┏━━

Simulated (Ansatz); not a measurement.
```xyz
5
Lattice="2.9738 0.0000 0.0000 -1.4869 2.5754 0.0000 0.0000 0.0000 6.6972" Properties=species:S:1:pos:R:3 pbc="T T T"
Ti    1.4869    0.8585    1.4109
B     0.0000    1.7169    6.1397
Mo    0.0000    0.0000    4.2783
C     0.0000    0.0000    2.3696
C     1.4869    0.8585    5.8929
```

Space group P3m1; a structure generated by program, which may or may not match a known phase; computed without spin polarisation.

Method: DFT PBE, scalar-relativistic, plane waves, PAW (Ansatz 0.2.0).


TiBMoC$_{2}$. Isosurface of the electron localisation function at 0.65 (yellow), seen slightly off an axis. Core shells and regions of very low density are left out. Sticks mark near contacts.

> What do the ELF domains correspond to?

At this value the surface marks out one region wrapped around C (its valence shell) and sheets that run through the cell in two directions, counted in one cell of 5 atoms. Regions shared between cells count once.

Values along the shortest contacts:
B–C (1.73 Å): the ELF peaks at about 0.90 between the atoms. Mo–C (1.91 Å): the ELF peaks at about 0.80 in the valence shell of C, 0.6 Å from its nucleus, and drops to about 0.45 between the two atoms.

┗━━

Each record above should be set down again in its exact wording.

Simulated (Ansatz); not a measurement.
```xyz
5
Lattice="2.9738 0.0000 0.0000 -1.4869 2.5754 0.0000 0.0000 0.0000 6.6972" Properties=species:S:1:pos:R:3 pbc="T T T"
Ti    1.4869    0.8585    1.4109
B     0.0000    1.7169    6.1397
Mo    0.0000    0.0000    4.2783
C     0.0000    0.0000    2.3696
C     1.4869    0.8585    5.8929
```

Space group P3m1; a structure generated by program, which may or may not match a known phase; computed without spin polarisation.

Method: DFT PBE, scalar-relativistic, plane waves, PAW (Ansatz 0.2.0).


TiBMoC$_{2}$. Isosurface of the electron localisation function at 0.65 (yellow), seen slightly off an axis. Core shells and regions of very low density are left out. Sticks mark near contacts.

> What do the ELF domains correspond to?

At this value the surface marks out one region wrapped around C (its valence shell) and sheets that run through the cell in two directions, counted in one cell of 5 atoms. Regions shared between cells count once.

Values along the shortest contacts:
B–C (1.73 Å): the ELF peaks at about 0.90 between the atoms. Mo–C (1.91 Å): the ELF peaks at about 0.80 in the valence shell of C, 0.6 Å from its nucleus, and drops to about 0.45 between the two atoms.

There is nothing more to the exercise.